:::

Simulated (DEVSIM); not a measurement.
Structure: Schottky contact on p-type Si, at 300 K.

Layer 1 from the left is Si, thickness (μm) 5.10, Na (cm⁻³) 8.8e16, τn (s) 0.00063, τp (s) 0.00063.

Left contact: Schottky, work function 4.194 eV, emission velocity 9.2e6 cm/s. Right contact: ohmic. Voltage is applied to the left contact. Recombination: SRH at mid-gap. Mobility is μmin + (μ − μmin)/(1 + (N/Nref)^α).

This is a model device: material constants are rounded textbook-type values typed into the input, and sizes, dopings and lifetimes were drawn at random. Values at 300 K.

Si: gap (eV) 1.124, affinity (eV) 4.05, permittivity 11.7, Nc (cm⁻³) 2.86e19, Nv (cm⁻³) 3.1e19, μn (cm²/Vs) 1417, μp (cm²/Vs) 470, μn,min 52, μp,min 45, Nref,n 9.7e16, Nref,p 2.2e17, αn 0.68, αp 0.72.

:::

Work item:
Write out the whole listing exactly as it stands.

Expected answer:
Simulated (DEVSIM); not a measurement.
Structure: Schottky contact on p-type Si, at 300 K.

Layer 1 from the left is Si, thickness (μm) 5.10, Na (cm⁻³) 8.8e16, τn (s) 0.00063, τp (s) 0.00063.

Left contact: Schottky, work function 4.194 eV, emission velocity 9.2e6 cm/s. Right contact: ohmic. Voltage is applied to the left contact. Recombination: SRH at mid-gap. Mobility is μmin + (μ − μmin)/(1 + (N/Nref)^α).

This is a model device: material constants are rounded textbook-type values typed into the input, and sizes, dopings and lifetimes were drawn at random. Values at 300 K.

Si: gap (eV) 1.124, affinity (eV) 4.05, permittivity 11.7, Nc (cm⁻³) 2.86e19, Nv (cm⁻³) 3.1e19, μn (cm²/Vs) 1417, μp (cm²/Vs) 470, μn,min 52, μp,min 45, Nref,n 9.7e16, Nref,p 2.2e17, αn 0.68, αp 0.72.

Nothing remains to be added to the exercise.